*Requirement*: Exact repetition of every record is required.

** Opening Data block **

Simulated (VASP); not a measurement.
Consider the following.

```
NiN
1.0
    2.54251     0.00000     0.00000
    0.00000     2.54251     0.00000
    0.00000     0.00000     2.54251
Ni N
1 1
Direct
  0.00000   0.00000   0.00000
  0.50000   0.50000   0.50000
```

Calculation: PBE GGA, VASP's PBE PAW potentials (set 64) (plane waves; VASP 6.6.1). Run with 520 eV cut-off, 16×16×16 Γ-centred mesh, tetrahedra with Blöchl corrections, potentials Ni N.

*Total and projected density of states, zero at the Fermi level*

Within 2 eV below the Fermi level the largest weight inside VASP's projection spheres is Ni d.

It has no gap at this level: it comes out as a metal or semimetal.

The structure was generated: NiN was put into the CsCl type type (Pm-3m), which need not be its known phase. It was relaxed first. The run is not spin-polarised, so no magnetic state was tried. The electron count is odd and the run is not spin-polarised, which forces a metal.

** Closing Data block **

*Task output*:
Simulated (VASP); not a measurement.
Consider the following.

```
NiN
1.0
    2.54251     0.00000     0.00000
    0.00000     2.54251     0.00000
    0.00000     0.00000     2.54251
Ni N
1 1
Direct
  0.00000   0.00000   0.00000
  0.50000   0.50000   0.50000
```

Calculation: PBE GGA, VASP's PBE PAW potentials (set 64) (plane waves; VASP 6.6.1). Run with 520 eV cut-off, 16×16×16 Γ-centred mesh, tetrahedra with Blöchl corrections, potentials Ni N.

*Total and projected density of states, zero at the Fermi level*

Within 2 eV below the Fermi level the largest weight inside VASP's projection spheres is Ni d.

It has no gap at this level: it comes out as a metal or semimetal.

The structure was generated: NiN was put into the CsCl type type (Pm-3m), which need not be its known phase. It was relaxed first. The run is not spin-polarised, so no magnetic state was tried. The electron count is odd and the run is not spin-polarised, which forces a metal.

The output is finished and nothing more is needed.